§ WORK REQUEST: Output the lines below exactly, please, from the first line until the line with "Ansatz 0.2.0 |", counting both.

────────

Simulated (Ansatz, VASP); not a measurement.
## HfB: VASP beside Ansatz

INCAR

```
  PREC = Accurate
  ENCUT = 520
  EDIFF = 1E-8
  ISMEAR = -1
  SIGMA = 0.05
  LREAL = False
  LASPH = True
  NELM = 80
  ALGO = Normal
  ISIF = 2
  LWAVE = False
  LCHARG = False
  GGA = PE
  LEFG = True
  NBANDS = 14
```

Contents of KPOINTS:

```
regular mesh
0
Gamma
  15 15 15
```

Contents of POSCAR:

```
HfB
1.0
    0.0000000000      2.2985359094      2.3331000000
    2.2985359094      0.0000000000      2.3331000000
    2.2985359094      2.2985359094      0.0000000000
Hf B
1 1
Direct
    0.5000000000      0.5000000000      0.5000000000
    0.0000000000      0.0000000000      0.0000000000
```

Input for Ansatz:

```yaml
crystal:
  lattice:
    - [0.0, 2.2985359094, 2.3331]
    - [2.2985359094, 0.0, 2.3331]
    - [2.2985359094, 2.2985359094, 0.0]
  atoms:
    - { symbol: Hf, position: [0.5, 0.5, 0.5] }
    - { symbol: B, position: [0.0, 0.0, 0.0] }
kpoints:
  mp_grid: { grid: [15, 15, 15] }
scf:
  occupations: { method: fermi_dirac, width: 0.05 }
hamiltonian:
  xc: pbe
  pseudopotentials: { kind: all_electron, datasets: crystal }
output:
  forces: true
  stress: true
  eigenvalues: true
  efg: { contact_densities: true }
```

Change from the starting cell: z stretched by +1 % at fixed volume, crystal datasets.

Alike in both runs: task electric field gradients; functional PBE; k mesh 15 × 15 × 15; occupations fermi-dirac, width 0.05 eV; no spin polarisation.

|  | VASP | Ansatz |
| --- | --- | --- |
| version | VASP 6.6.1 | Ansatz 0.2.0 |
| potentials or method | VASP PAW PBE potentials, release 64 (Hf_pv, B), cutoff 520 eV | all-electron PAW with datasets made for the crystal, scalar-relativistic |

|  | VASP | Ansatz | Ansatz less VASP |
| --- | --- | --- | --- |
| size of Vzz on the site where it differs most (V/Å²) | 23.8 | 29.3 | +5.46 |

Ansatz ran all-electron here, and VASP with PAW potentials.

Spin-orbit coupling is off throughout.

────────

§ ANSWER SECTION:
Simulated (Ansatz, VASP); not a measurement.
## HfB: VASP beside Ansatz

INCAR

```
  PREC = Accurate
  ENCUT = 520
  EDIFF = 1E-8
  ISMEAR = -1
  SIGMA = 0.05
  LREAL = False
  LASPH = True
  NELM = 80
  ALGO = Normal
  ISIF = 2
  LWAVE = False
  LCHARG = False
  GGA = PE
  LEFG = True
  NBANDS = 14
```

Contents of KPOINTS:

```
regular mesh
0
Gamma
  15 15 15
```

Contents of POSCAR:

```
HfB
1.0
    0.0000000000      2.2985359094      2.3331000000
    2.2985359094      0.0000000000      2.3331000000
    2.2985359094      2.2985359094      0.0000000000
Hf B
1 1
Direct
    0.5000000000      0.5000000000      0.5000000000
    0.0000000000      0.0000000000      0.0000000000
```

Input for Ansatz:

```yaml
crystal:
  lattice:
    - [0.0, 2.2985359094, 2.3331]
    - [2.2985359094, 0.0, 2.3331]
    - [2.2985359094, 2.2985359094, 0.0]
  atoms:
    - { symbol: Hf, position: [0.5, 0.5, 0.5] }
    - { symbol: B, position: [0.0, 0.0, 0.0] }
kpoints:
  mp_grid: { grid: [15, 15, 15] }
scf:
  occupations: { method: fermi_dirac, width: 0.05 }
hamiltonian:
  xc: pbe
  pseudopotentials: { kind: all_electron, datasets: crystal }
output:
  forces: true
  stress: true
  eigenvalues: true
  efg: { contact_densities: true }
```

Change from the starting cell: z stretched by +1 % at fixed volume, crystal datasets.

Alike in both runs: task electric field gradients; functional PBE; k mesh 15 × 15 × 15; occupations fermi-dirac, width 0.05 eV; no spin polarisation.

|  | VASP | Ansatz |
| --- | --- | --- |
| version | VASP 6.6.1 | Ansatz 0.2.0 |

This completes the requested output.